## Action item
Everything from the first line of the material below through the line containing "Q: Break the" must be retyped exactly, and nothing past it.

━━ Material supplied ━━

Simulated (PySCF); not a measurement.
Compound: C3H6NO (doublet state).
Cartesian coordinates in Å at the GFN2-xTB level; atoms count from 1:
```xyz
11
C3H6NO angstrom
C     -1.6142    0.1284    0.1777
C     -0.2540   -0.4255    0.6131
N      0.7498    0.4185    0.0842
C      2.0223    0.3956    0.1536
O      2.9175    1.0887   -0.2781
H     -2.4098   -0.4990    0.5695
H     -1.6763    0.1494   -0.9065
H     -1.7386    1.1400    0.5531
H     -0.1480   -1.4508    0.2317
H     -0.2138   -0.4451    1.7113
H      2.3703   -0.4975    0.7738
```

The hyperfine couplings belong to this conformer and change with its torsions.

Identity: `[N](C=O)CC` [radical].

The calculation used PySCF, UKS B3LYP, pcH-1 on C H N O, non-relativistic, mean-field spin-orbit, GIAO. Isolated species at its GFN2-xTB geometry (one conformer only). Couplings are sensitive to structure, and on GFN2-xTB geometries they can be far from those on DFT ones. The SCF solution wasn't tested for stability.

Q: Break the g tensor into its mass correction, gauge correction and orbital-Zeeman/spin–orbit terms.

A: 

━━━

## Problem solution
Simulated (PySCF); not a measurement.
Compound: C3H6NO (doublet state).
Cartesian coordinates in Å at the GFN2-xTB level; atoms count from 1:
```xyz
11
C3H6NO angstrom
C     -1.6142    0.1284    0.1777
C     -0.2540   -0.4255    0.6131
N      0.7498    0.4185    0.0842
C      2.0223    0.3956    0.1536
O      2.9175    1.0887   -0.2781
H     -2.4098   -0.4990    0.5695
H     -1.6763    0.1494   -0.9065
H     -1.7386    1.1400    0.5531
H     -0.1480   -1.4508    0.2317
H     -0.2138   -0.4451    1.7113
H      2.3703   -0.4975    0.7738
```

The hyperfine couplings belong to this conformer and change with its torsions.

Identity: `[N](C=O)CC` [radical].

The calculation used PySCF, UKS B3LYP, pcH-1 on C H N O, non-relativistic, mean-field spin-orbit, GIAO. Isolated species at its GFN2-xTB geometry (one conformer only). Couplings are sensitive to structure, and on GFN2-xTB geometries they can be far from those on DFT ones. The SCF solution wasn't tested for stability.

Q: Break the g tensor into its mass correction, gauge correction and orbital-Zeeman/spin–orbit terms.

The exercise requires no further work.